== WORK TASK ==
Even where a line looks wrong, copy it exactly and include every entry.

== SUPPLIED INFORMATION ==
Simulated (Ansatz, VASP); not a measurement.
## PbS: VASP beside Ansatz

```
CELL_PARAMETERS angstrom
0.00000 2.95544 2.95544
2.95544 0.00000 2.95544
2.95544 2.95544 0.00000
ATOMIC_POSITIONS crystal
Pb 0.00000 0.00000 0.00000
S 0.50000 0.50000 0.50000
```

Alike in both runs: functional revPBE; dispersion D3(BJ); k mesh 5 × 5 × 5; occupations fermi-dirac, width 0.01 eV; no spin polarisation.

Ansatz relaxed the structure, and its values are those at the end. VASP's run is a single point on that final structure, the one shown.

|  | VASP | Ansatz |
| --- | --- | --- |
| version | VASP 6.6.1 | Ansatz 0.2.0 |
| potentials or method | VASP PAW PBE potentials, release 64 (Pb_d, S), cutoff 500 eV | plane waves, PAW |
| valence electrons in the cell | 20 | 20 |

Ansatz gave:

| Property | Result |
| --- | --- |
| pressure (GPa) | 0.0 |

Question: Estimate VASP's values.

== ANSWER SECTION ==
Simulated (Ansatz, VASP); not a measurement.
## PbS: VASP beside Ansatz

```
CELL_PARAMETERS angstrom
0.00000 2.95544 2.95544
2.95544 0.00000 2.95544
2.95544 2.95544 0.00000
ATOMIC_POSITIONS crystal
Pb 0.00000 0.00000 0.00000
S 0.50000 0.50000 0.50000
```

Alike in both runs: functional revPBE; dispersion D3(BJ); k mesh 5 × 5 × 5; occupations fermi-dirac, width 0.01 eV; no spin polarisation.

Ansatz relaxed the structure, and its values are those at the end. VASP's run is a single point on that final structure, the one shown.

|  | VASP | Ansatz |
| --- | --- | --- |
| version | VASP 6.6.1 | Ansatz 0.2.0 |
| potentials or method | VASP PAW PBE potentials, release 64 (Pb_d, S), cutoff 500 eV | plane waves, PAW |
| valence electrons in the cell | 20 | 20 |

Ansatz gave:

| Property | Result |
| --- | --- |
| pressure (GPa) | 0.0 |

Question: Estimate VASP's values.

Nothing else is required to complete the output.